— Requirement —
Keep only the lines from the start of the data through the line containing "Task: What did", and output them exactly.

— Dataset excerpts —
------------------------

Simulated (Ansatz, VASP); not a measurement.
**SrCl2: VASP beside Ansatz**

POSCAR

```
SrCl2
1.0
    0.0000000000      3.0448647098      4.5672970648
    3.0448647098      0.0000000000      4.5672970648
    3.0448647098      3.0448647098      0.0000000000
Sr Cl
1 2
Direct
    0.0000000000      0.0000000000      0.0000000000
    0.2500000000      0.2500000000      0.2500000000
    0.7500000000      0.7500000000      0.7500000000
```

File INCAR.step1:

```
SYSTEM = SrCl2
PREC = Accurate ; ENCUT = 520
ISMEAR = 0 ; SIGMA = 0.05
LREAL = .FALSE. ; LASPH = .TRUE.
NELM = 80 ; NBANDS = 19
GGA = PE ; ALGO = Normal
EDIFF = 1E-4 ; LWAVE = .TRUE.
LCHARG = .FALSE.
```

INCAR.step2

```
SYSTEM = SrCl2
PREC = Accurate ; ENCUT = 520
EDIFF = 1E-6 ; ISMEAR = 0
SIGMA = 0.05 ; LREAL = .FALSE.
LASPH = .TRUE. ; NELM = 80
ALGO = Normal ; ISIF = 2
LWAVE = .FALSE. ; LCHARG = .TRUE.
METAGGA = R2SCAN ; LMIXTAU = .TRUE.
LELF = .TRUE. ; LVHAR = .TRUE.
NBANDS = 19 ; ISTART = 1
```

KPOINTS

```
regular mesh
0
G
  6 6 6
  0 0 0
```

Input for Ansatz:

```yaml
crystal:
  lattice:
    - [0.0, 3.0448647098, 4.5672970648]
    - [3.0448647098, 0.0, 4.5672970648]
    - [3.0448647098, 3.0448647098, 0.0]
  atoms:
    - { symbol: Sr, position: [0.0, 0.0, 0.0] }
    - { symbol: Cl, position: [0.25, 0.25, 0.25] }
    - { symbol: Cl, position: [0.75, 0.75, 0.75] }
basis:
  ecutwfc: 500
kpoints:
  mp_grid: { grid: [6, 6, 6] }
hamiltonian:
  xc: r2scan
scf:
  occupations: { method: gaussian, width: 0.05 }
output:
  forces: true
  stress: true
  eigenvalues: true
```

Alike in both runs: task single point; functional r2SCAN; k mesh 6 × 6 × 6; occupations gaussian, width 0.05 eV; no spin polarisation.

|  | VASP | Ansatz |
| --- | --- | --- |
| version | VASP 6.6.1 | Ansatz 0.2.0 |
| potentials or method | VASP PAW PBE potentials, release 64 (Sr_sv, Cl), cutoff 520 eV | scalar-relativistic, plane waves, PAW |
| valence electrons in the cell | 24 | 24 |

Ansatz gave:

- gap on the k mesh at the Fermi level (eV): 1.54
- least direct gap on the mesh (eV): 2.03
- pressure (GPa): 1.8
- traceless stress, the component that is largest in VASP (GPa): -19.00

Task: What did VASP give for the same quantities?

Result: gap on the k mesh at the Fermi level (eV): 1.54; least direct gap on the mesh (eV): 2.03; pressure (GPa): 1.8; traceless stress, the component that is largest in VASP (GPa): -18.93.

------------------------

— Exercise solution —
Simulated (Ansatz, VASP); not a measurement.
**SrCl2: VASP beside Ansatz**

POSCAR

```
SrCl2
1.0
    0.0000000000      3.0448647098      4.5672970648
    3.0448647098      0.0000000000      4.5672970648
    3.0448647098      3.0448647098      0.0000000000
Sr Cl
1 2
Direct
    0.0000000000      0.0000000000      0.0000000000
    0.2500000000      0.2500000000      0.2500000000
    0.7500000000      0.7500000000      0.7500000000
```

File INCAR.step1:

```
SYSTEM = SrCl2
PREC = Accurate ; ENCUT = 520
ISMEAR = 0 ; SIGMA = 0.05
LREAL = .FALSE. ; LASPH = .TRUE.
NELM = 80 ; NBANDS = 19
GGA = PE ; ALGO = Normal
EDIFF = 1E-4 ; LWAVE = .TRUE.
LCHARG = .FALSE.
```

INCAR.step2

```
SYSTEM = SrCl2
PREC = Accurate ; ENCUT = 520
EDIFF = 1E-6 ; ISMEAR = 0
SIGMA = 0.05 ; LREAL = .FALSE.
LASPH = .TRUE. ; NELM = 80
ALGO = Normal ; ISIF = 2
LWAVE = .FALSE. ; LCHARG = .TRUE.
METAGGA = R2SCAN ; LMIXTAU = .TRUE.
LELF = .TRUE. ; LVHAR = .TRUE.
NBANDS = 19 ; ISTART = 1
```

KPOINTS

```
regular mesh
0
G
  6 6 6
  0 0 0
```

Input for Ansatz:

```yaml
crystal:
  lattice:
    - [0.0, 3.0448647098, 4.5672970648]
    - [3.0448647098, 0.0, 4.5672970648]
    - [3.0448647098, 3.0448647098, 0.0]
  atoms:
    - { symbol: Sr, position: [0.0, 0.0, 0.0] }
    - { symbol: Cl, position: [0.25, 0.25, 0.25] }
    - { symbol: Cl, position: [0.75, 0.75, 0.75] }
basis:
  ecutwfc: 500
kpoints:
  mp_grid: { grid: [6, 6, 6] }
hamiltonian:
  xc: r2scan
scf:
  occupations: { method: gaussian, width: 0.05 }
output:
  forces: true
  stress: true
  eigenvalues: true
```

Alike in both runs: task single point; functional r2SCAN; k mesh 6 × 6 × 6; occupations gaussian, width 0.05 eV; no spin polarisation.

|  | VASP | Ansatz |
| --- | --- | --- |
| version | VASP 6.6.1 | Ansatz 0.2.0 |
| potentials or method | VASP PAW PBE potentials, release 64 (Sr_sv, Cl), cutoff 520 eV | scalar-relativistic, plane waves, PAW |
| valence electrons in the cell | 24 | 24 |

Ansatz gave:

- gap on the k mesh at the Fermi level (eV): 1.54
- least direct gap on the mesh (eV): 2.03
- pressure (GPa): 1.8
- traceless stress, the component that is largest in VASP (GPa): -19.00

Task: What did VASP give for the same quantities?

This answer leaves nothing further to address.